◆ **Given entries**
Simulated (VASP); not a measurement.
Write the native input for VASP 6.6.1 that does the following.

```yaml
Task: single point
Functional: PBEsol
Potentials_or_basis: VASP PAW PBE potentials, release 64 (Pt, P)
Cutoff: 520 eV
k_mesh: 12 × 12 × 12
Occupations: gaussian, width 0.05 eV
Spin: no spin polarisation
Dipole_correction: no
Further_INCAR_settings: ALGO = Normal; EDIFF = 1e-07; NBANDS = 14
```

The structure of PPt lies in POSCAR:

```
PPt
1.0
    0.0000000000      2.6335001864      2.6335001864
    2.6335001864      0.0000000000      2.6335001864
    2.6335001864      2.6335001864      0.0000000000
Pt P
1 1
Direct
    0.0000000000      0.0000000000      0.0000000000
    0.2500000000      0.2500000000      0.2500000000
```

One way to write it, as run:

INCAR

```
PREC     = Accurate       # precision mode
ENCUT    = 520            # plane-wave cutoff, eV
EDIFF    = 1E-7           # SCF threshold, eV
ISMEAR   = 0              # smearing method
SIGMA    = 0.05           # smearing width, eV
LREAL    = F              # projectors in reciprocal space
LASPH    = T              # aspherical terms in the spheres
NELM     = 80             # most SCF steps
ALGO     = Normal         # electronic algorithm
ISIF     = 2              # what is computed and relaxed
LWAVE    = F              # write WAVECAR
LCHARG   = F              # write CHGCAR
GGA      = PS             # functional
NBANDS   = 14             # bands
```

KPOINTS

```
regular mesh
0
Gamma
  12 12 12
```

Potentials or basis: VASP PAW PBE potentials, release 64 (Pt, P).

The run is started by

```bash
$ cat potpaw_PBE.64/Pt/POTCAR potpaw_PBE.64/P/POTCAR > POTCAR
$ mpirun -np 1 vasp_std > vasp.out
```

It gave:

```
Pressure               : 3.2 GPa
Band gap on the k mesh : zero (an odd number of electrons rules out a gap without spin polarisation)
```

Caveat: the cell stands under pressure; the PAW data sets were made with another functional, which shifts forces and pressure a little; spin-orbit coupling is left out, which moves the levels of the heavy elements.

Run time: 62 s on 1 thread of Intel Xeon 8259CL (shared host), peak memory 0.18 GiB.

◆ **Assignment**
Reproduce word for word only the first line of the listing above and each line after it through the line with "Caveat: the cell".

◆ **Task result**
Simulated (VASP); not a measurement.
Write the native input for VASP 6.6.1 that does the following.

```yaml
Task: single point
Functional: PBEsol
Potentials_or_basis: VASP PAW PBE potentials, release 64 (Pt, P)
Cutoff: 520 eV
k_mesh: 12 × 12 × 12
Occupations: gaussian, width 0.05 eV
Spin: no spin polarisation
Dipole_correction: no
Further_INCAR_settings: ALGO = Normal; EDIFF = 1e-07; NBANDS = 14
```

The structure of PPt lies in POSCAR:

```
PPt
1.0
    0.0000000000      2.6335001864      2.6335001864
    2.6335001864      0.0000000000      2.6335001864
    2.6335001864      2.6335001864      0.0000000000
Pt P
1 1
Direct
    0.0000000000      0.0000000000      0.0000000000
    0.2500000000      0.2500000000      0.2500000000
```

One way to write it, as run:

INCAR

```
PREC     = Accurate       # precision mode
ENCUT    = 520            # plane-wave cutoff, eV
EDIFF    = 1E-7           # SCF threshold, eV
ISMEAR   = 0              # smearing method
SIGMA    = 0.05           # smearing width, eV
LREAL    = F              # projectors in reciprocal space
LASPH    = T              # aspherical terms in the spheres
NELM     = 80             # most SCF steps
ALGO     = Normal         # electronic algorithm
ISIF     = 2              # what is computed and relaxed
LWAVE    = F              # write WAVECAR
LCHARG   = F              # write CHGCAR
GGA      = PS             # functional
NBANDS   = 14             # bands
```

KPOINTS

```
regular mesh
0
Gamma
  12 12 12
```

Potentials or basis: VASP PAW PBE potentials, release 64 (Pt, P).

The run is started by

```bash
$ cat potpaw_PBE.64/Pt/POTCAR potpaw_PBE.64/P/POTCAR > POTCAR
$ mpirun -np 1 vasp_std > vasp.out
```

It gave:

```
Pressure               : 3.2 GPa
Band gap on the k mesh : zero (an odd number of electrons rules out a gap without spin polarisation)
```

Caveat: the cell stands under pressure; the PAW data sets were made with another functional, which shifts forces and pressure a little; spin-orbit coupling is left out, which moves the levels of the heavy elements.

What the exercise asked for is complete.